Material shown:
* * * * * * * * *

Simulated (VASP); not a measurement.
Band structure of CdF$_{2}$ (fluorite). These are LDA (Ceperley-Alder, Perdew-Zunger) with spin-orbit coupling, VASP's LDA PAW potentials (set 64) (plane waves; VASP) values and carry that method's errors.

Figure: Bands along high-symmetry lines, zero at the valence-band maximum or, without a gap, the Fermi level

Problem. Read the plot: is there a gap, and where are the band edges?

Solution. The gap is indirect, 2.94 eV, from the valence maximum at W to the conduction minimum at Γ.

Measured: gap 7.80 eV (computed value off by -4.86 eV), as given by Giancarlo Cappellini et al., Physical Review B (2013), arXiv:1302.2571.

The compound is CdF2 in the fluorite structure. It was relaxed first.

* * * * * * * * *

Exercise:
Copy every entry exactly. Leave nothing out.

Problem solution:
Simulated (VASP); not a measurement.
Band structure of CdF$_{2}$ (fluorite). These are LDA (Ceperley-Alder, Perdew-Zunger) with spin-orbit coupling, VASP's LDA PAW potentials (set 64) (plane waves; VASP) values and carry that method's errors.

Figure: Bands along high-symmetry lines, zero at the valence-band maximum or, without a gap, the Fermi level

Problem. Read the plot: is there a gap, and where are the band edges?

Solution. The gap is indirect, 2.94 eV, from the valence maximum at W to the conduction minimum at Γ.

Measured: gap 7.80 eV (computed value off by -4.86 eV), as given by Giancarlo Cappellini et al., Physical Review B (2013), arXiv:1302.2571.

The compound is CdF2 in the fluorite structure. It was relaxed first.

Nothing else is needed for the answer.